Assigned task: Exactly as given, reproduce the records in full.

------------------------------

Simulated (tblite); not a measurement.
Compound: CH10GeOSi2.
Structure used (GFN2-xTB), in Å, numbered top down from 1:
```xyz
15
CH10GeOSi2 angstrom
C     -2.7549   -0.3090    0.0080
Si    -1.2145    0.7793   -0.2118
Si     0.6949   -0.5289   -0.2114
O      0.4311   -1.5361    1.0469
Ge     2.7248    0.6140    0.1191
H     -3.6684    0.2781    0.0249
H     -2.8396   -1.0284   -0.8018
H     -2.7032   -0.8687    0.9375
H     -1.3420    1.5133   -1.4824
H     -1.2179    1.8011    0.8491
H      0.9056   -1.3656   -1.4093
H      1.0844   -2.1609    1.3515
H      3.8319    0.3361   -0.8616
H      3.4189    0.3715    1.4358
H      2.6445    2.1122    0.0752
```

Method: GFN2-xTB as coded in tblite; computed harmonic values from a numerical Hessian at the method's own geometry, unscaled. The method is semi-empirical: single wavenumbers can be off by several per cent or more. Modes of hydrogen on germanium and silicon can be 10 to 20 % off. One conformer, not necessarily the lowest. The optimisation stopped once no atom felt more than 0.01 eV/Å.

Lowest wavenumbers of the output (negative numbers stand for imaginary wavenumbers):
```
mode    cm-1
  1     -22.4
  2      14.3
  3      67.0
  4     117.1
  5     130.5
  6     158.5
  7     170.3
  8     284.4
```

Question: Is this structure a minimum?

------------------------------

Written solution:
Simulated (tblite); not a measurement.
Compound: CH10GeOSi2.
Structure used (GFN2-xTB), in Å, numbered top down from 1:
```xyz
15
CH10GeOSi2 angstrom
C     -2.7549   -0.3090    0.0080
Si    -1.2145    0.7793   -0.2118
Si     0.6949   -0.5289   -0.2114
O      0.4311   -1.5361    1.0469
Ge     2.7248    0.6140    0.1191
H     -3.6684    0.2781    0.0249
H     -2.8396   -1.0284   -0.8018
H     -2.7032   -0.8687    0.9375
H     -1.3420    1.5133   -1.4824
H     -1.2179    1.8011    0.8491
H      0.9056   -1.3656   -1.4093
H      1.0844   -2.1609    1.3515
H      3.8319    0.3361   -0.8616
H      3.4189    0.3715    1.4358
H      2.6445    2.1122    0.0752
```

Method: GFN2-xTB as coded in tblite; computed harmonic values from a numerical Hessian at the method's own geometry, unscaled. The method is semi-empirical: single wavenumbers can be off by several per cent or more. Modes of hydrogen on germanium and silicon can be 10 to 20 % off. One conformer, not necessarily the lowest. The optimisation stopped once no atom felt more than 0.01 eV/Å.

Lowest wavenumbers of the output (negative numbers stand for imaginary wavenumbers):
```
mode    cm-1
  1     -22.4
  2      14.3
  3      67.0
  4     117.1
  5     130.5
  6     158.5
  7     170.3
  8     284.4
```

Question: Is this structure a minimum?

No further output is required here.